* **AVAILABLE DATA**:
*** Begin section ***

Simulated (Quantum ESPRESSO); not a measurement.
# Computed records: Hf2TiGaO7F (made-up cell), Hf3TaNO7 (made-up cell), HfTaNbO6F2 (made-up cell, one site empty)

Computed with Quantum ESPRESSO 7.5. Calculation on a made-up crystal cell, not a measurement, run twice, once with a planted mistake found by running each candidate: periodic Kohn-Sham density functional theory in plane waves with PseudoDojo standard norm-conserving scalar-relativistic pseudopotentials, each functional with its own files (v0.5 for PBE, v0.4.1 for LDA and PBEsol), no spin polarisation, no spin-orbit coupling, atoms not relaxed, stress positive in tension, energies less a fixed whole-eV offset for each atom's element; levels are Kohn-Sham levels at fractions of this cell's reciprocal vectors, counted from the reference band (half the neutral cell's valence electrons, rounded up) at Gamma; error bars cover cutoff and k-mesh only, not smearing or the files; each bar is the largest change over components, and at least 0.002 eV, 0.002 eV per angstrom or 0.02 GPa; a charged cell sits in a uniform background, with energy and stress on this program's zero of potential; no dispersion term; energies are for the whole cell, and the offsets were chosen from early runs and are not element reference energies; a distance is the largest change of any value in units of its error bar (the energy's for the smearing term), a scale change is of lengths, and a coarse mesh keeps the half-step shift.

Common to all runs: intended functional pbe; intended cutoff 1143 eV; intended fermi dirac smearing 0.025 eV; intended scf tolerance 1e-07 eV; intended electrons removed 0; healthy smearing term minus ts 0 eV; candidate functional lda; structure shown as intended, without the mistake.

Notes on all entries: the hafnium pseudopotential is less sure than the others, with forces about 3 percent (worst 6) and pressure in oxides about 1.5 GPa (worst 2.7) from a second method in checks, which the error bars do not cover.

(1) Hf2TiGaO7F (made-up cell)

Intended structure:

*** End section ***

* **WORK TASK**: Output only an exact transcription of the lines above from the one with "Notes on all" up to and including the one with "(1) Hf2TiGaO7F (made-up cell)".

* **EXERCISE RESPONSE**:
Notes on all entries: the hafnium pseudopotential is less sure than the others, with forces about 3 percent (worst 6) and pressure in oxides about 1.5 GPa (worst 2.7) from a second method in checks, which the error bars do not cover.

(1) Hf2TiGaO7F (made-up cell)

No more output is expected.